Give the data again in full. Keep every line the same.

════

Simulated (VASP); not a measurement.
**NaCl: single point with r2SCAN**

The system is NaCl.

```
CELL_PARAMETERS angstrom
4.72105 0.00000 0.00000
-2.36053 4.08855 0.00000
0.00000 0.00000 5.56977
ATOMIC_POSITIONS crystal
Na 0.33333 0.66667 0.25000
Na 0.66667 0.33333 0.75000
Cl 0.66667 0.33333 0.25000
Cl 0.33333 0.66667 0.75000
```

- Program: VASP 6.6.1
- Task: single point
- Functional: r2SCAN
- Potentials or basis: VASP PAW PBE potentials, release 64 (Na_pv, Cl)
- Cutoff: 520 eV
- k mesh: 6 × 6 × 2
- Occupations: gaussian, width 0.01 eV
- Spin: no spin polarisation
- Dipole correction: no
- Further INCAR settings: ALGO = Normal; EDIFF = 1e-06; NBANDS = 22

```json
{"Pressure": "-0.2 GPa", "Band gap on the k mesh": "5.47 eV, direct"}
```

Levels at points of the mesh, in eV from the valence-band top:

════

■ Task output
Simulated (VASP); not a measurement.
**NaCl: single point with r2SCAN**

The system is NaCl.

```
CELL_PARAMETERS angstrom
4.72105 0.00000 0.00000
-2.36053 4.08855 0.00000
0.00000 0.00000 5.56977
ATOMIC_POSITIONS crystal
Na 0.33333 0.66667 0.25000
Na 0.66667 0.33333 0.75000
Cl 0.66667 0.33333 0.25000
Cl 0.33333 0.66667 0.75000
```

- Program: VASP 6.6.1
- Task: single point
- Functional: r2SCAN
- Potentials or basis: VASP PAW PBE potentials, release 64 (Na_pv, Cl)
- Cutoff: 520 eV
- k mesh: 6 × 6 × 2
- Occupations: gaussian, width 0.01 eV
- Spin: no spin polarisation
- Dipole correction: no
- Further INCAR settings: ALGO = Normal; EDIFF = 1e-06; NBANDS = 22

```json
{"Pressure": "-0.2 GPa", "Band gap on the k mesh": "5.47 eV, direct"}
```

Levels at points of the mesh, in eV from the valence-band top:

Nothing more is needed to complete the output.